## Entries provided:
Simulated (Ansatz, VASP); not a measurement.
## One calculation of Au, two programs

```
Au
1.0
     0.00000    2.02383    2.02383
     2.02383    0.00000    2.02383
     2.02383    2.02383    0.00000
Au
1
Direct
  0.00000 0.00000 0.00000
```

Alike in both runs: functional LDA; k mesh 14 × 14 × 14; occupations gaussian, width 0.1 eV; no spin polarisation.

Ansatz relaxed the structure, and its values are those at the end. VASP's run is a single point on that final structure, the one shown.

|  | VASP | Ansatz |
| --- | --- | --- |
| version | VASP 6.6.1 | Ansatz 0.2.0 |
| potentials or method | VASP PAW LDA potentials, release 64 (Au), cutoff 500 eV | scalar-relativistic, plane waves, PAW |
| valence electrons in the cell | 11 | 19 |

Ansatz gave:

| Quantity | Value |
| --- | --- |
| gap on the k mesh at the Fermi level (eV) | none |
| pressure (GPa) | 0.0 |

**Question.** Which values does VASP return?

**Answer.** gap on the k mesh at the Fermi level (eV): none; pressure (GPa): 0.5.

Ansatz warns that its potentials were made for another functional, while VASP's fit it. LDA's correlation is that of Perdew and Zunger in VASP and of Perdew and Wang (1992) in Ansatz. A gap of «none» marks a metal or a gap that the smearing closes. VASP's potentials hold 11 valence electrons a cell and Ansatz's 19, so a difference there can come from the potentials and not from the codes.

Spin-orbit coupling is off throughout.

## Assigned task:
Lines from the top of the data above through the line with "Alike in both", both ends included: copy them exactly, nothing more.

## Answer box:
Simulated (Ansatz, VASP); not a measurement.
## One calculation of Au, two programs

```
Au
1.0
     0.00000    2.02383    2.02383
     2.02383    0.00000    2.02383
     2.02383    2.02383    0.00000
Au
1
Direct
  0.00000 0.00000 0.00000
```

Alike in both runs: functional LDA; k mesh 14 × 14 × 14; occupations gaussian, width 0.1 eV; no spin polarisation.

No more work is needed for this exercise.